**Brief:** From the records below, transcribe exactly the lines that begin at the line with "48394 | -5.1 |" and end at the line with "362337 | +125 |", both included.

**Extracted data:**
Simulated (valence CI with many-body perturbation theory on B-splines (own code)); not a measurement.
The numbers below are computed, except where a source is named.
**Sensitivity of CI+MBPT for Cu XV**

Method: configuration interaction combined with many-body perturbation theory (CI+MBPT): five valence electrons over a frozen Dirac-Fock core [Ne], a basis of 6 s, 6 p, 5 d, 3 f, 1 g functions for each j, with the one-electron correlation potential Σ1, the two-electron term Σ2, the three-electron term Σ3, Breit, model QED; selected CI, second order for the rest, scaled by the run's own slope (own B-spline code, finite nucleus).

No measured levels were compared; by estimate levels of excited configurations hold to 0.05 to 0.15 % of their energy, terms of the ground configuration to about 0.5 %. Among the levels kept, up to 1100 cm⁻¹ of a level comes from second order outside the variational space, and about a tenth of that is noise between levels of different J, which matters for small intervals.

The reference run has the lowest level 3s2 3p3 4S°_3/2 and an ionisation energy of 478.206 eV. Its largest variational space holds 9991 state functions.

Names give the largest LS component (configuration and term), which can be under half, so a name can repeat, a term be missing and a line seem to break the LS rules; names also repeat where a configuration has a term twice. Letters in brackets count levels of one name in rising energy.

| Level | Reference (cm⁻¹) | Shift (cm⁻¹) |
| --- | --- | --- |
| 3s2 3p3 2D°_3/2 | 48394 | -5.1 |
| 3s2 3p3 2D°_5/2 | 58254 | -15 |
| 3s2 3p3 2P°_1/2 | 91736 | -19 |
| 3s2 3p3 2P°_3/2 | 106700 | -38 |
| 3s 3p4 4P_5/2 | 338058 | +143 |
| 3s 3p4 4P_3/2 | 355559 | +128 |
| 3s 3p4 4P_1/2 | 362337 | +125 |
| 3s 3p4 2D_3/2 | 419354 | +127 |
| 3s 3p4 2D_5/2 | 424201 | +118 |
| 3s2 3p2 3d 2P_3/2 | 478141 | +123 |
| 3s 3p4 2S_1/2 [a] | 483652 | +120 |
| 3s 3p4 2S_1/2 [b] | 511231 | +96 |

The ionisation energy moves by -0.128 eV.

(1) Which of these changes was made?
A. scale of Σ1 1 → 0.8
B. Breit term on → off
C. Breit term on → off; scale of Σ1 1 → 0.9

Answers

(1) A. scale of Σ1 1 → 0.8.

**Task answer:**
| 3s2 3p3 2D°_3/2 | 48394 | -5.1 |
| 3s2 3p3 2D°_5/2 | 58254 | -15 |
| 3s2 3p3 2P°_1/2 | 91736 | -19 |
| 3s2 3p3 2P°_3/2 | 106700 | -38 |
| 3s 3p4 4P_5/2 | 338058 | +143 |
| 3s 3p4 4P_3/2 | 355559 | +128 |
| 3s 3p4 4P_1/2 | 362337 | +125 |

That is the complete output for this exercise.